● **ASSIGNED TASK**:
Only the lines from the top of the data through the line with "Result: 0.3 GPa." should be repeated, each exactly as written.

● **RECORD EXTRACTS**:
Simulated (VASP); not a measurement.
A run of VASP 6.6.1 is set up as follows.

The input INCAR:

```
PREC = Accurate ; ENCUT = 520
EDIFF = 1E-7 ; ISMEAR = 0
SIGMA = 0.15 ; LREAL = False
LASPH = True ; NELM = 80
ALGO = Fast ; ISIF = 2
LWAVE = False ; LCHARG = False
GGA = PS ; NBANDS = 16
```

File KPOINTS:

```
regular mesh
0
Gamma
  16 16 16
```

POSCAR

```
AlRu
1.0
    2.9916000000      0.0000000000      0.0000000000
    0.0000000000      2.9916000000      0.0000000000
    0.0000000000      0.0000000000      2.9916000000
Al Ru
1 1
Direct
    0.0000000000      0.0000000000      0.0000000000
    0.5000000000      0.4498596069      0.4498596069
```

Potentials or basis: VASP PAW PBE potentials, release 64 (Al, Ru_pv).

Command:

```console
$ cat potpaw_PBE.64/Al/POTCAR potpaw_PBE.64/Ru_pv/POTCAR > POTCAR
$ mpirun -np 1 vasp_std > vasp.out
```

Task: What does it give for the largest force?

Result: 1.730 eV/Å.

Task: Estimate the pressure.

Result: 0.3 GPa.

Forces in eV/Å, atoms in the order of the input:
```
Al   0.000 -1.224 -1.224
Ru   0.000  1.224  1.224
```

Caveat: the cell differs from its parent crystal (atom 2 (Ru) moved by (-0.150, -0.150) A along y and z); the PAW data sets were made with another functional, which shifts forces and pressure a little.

● **TASK ANSWER**:
Simulated (VASP); not a measurement.
A run of VASP 6.6.1 is set up as follows.

The input INCAR:

```
PREC = Accurate ; ENCUT = 520
EDIFF = 1E-7 ; ISMEAR = 0
SIGMA = 0.15 ; LREAL = False
LASPH = True ; NELM = 80
ALGO = Fast ; ISIF = 2
LWAVE = False ; LCHARG = False
GGA = PS ; NBANDS = 16
```

File KPOINTS:

```
regular mesh
0
Gamma
  16 16 16
```

POSCAR

```
AlRu
1.0
    2.9916000000      0.0000000000      0.0000000000
    0.0000000000      2.9916000000      0.0000000000
    0.0000000000      0.0000000000      2.9916000000
Al Ru
1 1
Direct
    0.0000000000      0.0000000000      0.0000000000
    0.5000000000      0.4498596069      0.4498596069
```

Potentials or basis: VASP PAW PBE potentials, release 64 (Al, Ru_pv).

Command:

```console
$ cat potpaw_PBE.64/Al/POTCAR potpaw_PBE.64/Ru_pv/POTCAR > POTCAR
$ mpirun -np 1 vasp_std > vasp.out
```

Task: What does it give for the largest force?

Result: 1.730 eV/Å.

Task: Estimate the pressure.

Result: 0.3 GPa.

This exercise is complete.